◆ Entries shown
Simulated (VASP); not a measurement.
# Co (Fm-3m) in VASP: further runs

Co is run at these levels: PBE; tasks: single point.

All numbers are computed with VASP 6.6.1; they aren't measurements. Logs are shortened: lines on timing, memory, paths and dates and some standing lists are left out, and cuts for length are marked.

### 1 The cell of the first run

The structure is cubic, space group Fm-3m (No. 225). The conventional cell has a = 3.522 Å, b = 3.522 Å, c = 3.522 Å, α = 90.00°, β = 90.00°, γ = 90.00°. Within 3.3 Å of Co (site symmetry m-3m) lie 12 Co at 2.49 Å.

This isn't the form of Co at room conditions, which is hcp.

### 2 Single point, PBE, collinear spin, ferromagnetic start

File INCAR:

◆ Task item
From the entries above, write out only the lines starting at the line that holds "# Co (Fm-3m) in VASP: further runs" and ending at the line that holds "### 1 The cell of the first run", keeping both and matching them exactly.

◆ Your solution
# Co (Fm-3m) in VASP: further runs

Co is run at these levels: PBE; tasks: single point.

All numbers are computed with VASP 6.6.1; they aren't measurements. Logs are shortened: lines on timing, memory, paths and dates and some standing lists are left out, and cuts for length are marked.

### 1 The cell of the first run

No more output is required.